## Brief
Return each line exactly as written. Begin with the first line of the entries and end with the line that has "So far. Step".

## Source material
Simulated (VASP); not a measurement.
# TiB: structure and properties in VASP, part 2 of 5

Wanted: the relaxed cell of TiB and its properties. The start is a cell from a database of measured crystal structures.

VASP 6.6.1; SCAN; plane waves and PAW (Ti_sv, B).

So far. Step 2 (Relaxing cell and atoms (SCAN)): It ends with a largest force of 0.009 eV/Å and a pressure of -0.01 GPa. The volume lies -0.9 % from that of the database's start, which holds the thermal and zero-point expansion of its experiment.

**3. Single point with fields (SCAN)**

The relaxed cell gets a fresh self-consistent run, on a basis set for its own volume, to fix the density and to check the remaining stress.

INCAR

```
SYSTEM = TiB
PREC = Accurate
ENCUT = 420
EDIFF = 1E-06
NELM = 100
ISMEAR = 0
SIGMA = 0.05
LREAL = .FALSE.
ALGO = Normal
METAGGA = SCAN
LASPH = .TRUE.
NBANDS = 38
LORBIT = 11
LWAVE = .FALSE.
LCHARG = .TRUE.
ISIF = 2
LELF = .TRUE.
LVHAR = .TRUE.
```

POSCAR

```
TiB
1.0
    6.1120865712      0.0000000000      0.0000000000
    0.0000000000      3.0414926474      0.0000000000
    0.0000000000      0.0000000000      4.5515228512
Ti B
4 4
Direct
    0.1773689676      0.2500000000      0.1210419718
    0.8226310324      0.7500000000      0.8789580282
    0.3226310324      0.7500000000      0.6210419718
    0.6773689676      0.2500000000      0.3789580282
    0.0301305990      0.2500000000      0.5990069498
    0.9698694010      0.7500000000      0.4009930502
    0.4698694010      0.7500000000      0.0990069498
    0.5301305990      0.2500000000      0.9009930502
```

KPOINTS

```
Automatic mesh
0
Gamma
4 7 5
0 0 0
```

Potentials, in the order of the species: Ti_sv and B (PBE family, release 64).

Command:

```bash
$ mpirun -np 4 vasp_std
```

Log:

## Task result
Simulated (VASP); not a measurement.
# TiB: structure and properties in VASP, part 2 of 5

Wanted: the relaxed cell of TiB and its properties. The start is a cell from a database of measured crystal structures.

VASP 6.6.1; SCAN; plane waves and PAW (Ti_sv, B).

So far. Step 2 (Relaxing cell and atoms (SCAN)): It ends with a largest force of 0.009 eV/Å and a pressure of -0.01 GPa. The volume lies -0.9 % from that of the database's start, which holds the thermal and zero-point expansion of its experiment.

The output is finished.